» Brief:
The records beneath should be restated word for word.

» Dataset extract:
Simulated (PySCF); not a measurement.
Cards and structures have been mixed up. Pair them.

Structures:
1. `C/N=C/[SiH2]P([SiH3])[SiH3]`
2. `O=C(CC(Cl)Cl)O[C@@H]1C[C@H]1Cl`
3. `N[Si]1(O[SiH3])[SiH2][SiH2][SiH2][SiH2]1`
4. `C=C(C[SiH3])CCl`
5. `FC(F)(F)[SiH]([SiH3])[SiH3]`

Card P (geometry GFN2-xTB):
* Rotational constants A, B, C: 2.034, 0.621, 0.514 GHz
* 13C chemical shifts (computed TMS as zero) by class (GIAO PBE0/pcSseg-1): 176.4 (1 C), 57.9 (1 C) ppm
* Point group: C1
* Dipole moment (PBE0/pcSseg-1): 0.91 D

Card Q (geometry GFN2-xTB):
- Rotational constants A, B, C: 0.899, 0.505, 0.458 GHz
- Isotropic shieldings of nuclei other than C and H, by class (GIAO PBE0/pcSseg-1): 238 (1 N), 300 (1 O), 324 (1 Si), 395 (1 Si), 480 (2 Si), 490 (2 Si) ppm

» Exercise result:
Simulated (PySCF); not a measurement.
Cards and structures have been mixed up. Pair them.

Structures:
1. `C/N=C/[SiH2]P([SiH3])[SiH3]`
2. `O=C(CC(Cl)Cl)O[C@@H]1C[C@H]1Cl`
3. `N[Si]1(O[SiH3])[SiH2][SiH2][SiH2][SiH2]1`
4. `C=C(C[SiH3])CCl`
5. `FC(F)(F)[SiH]([SiH3])[SiH3]`

Card P (geometry GFN2-xTB):
* Rotational constants A, B, C: 2.034, 0.621, 0.514 GHz
* 13C chemical shifts (computed TMS as zero) by class (GIAO PBE0/pcSseg-1): 176.4 (1 C), 57.9 (1 C) ppm
* Point group: C1
* Dipole moment (PBE0/pcSseg-1): 0.91 D

Card Q (geometry GFN2-xTB):
- Rotational constants A, B, C: 0.899, 0.505, 0.458 GHz
- Isotropic shieldings of nuclei other than C and H, by class (GIAO PBE0/pcSseg-1): 238 (1 N), 300 (1 O), 324 (1 Si), 395 (1 Si), 480 (2 Si), 490 (2 Si) ppm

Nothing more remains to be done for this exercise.